*Records supplied:*
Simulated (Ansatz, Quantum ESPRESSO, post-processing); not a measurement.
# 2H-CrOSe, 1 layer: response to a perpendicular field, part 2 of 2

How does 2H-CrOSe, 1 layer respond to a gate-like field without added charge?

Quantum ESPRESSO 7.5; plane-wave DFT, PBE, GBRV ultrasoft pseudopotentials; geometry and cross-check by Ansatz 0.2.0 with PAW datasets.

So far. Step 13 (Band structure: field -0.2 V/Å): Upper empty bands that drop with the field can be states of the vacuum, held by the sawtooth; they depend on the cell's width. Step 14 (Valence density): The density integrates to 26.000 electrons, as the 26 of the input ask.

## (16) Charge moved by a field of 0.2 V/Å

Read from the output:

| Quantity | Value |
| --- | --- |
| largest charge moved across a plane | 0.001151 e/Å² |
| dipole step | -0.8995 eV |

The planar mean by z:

*Work request:* In the listing above, find the line containing "How does 2H-CrOSe, 1" and the line containing "Quantum ESPRESSO 7.5;", then repeat those two lines and everything between them exactly.

*Reply:*
How does 2H-CrOSe, 1 layer respond to a gate-like field without added charge?

Quantum ESPRESSO 7.5; plane-wave DFT, PBE, GBRV ultrasoft pseudopotentials; geometry and cross-check by Ansatz 0.2.0 with PAW datasets.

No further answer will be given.